[[ Extracted data open ]]

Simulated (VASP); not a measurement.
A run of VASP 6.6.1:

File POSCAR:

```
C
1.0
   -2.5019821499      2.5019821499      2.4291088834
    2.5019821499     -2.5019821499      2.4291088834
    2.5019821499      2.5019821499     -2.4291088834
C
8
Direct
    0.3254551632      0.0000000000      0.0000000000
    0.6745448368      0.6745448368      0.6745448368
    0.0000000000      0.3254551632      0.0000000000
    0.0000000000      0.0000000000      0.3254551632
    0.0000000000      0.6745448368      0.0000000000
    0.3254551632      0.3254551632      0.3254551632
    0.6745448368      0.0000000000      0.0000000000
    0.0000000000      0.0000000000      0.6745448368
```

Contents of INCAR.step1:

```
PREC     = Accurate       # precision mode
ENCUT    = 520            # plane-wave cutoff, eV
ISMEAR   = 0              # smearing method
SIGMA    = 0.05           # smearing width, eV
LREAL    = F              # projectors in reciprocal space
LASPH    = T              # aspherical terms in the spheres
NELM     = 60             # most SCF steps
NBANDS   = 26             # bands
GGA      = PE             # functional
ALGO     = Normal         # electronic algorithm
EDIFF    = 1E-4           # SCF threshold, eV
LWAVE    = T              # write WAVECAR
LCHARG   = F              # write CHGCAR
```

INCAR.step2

[[ Extracted data closed ]]

_Work item_
Provide an exact transcription of every entry above.

_Answer box_
Simulated (VASP); not a measurement.
A run of VASP 6.6.1:

File POSCAR:

```
C
1.0
   -2.5019821499      2.5019821499      2.4291088834
    2.5019821499     -2.5019821499      2.4291088834
    2.5019821499      2.5019821499     -2.4291088834
C
8
Direct
    0.3254551632      0.0000000000      0.0000000000
    0.6745448368      0.6745448368      0.6745448368
    0.0000000000      0.3254551632      0.0000000000
    0.0000000000      0.0000000000      0.3254551632
    0.0000000000      0.6745448368      0.0000000000
    0.3254551632      0.3254551632      0.3254551632
    0.6745448368      0.0000000000      0.0000000000
    0.0000000000      0.0000000000      0.6745448368
```

Contents of INCAR.step1:

```
PREC     = Accurate       # precision mode
ENCUT    = 520            # plane-wave cutoff, eV
ISMEAR   = 0              # smearing method
SIGMA    = 0.05           # smearing width, eV
LREAL    = F              # projectors in reciprocal space
LASPH    = T              # aspherical terms in the spheres
NELM     = 60             # most SCF steps
NBANDS   = 26             # bands
GGA      = PE             # functional
ALGO     = Normal         # electronic algorithm
EDIFF    = 1E-4           # SCF threshold, eV
LWAVE    = T              # write WAVECAR
LCHARG   = F              # write CHGCAR
```

INCAR.step2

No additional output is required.